◆ **Work instruction**
A verbatim copy of all entries is the expected output.

Content starts

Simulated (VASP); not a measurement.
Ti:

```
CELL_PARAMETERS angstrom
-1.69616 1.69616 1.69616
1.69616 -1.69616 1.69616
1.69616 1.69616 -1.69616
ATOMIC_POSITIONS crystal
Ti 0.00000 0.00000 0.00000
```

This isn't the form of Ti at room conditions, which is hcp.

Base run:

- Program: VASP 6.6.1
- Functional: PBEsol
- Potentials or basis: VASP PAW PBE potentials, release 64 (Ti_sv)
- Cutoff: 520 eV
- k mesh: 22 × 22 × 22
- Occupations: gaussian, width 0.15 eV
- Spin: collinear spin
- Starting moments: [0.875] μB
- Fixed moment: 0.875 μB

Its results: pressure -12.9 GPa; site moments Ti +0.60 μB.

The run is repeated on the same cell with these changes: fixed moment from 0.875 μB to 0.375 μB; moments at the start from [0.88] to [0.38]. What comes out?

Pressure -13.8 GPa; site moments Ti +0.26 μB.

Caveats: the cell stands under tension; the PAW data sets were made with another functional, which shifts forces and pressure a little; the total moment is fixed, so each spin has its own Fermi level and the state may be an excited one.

Content ends

◆ **Answer area**
Simulated (VASP); not a measurement.
Ti:

```
CELL_PARAMETERS angstrom
-1.69616 1.69616 1.69616
1.69616 -1.69616 1.69616
1.69616 1.69616 -1.69616
ATOMIC_POSITIONS crystal
Ti 0.00000 0.00000 0.00000
```

This isn't the form of Ti at room conditions, which is hcp.

Base run:

- Program: VASP 6.6.1
- Functional: PBEsol
- Potentials or basis: VASP PAW PBE potentials, release 64 (Ti_sv)
- Cutoff: 520 eV
- k mesh: 22 × 22 × 22
- Occupations: gaussian, width 0.15 eV
- Spin: collinear spin
- Starting moments: [0.875] μB
- Fixed moment: 0.875 μB

Its results: pressure -12.9 GPa; site moments Ti +0.60 μB.

The run is repeated on the same cell with these changes: fixed moment from 0.875 μB to 0.375 μB; moments at the start from [0.88] to [0.38]. What comes out?

Pressure -13.8 GPa; site moments Ti +0.26 μB.

Caveats: the cell stands under tension; the PAW data sets were made with another functional, which shifts forces and pressure a little; the total moment is fixed, so each spin has its own Fermi level and the state may be an excited one.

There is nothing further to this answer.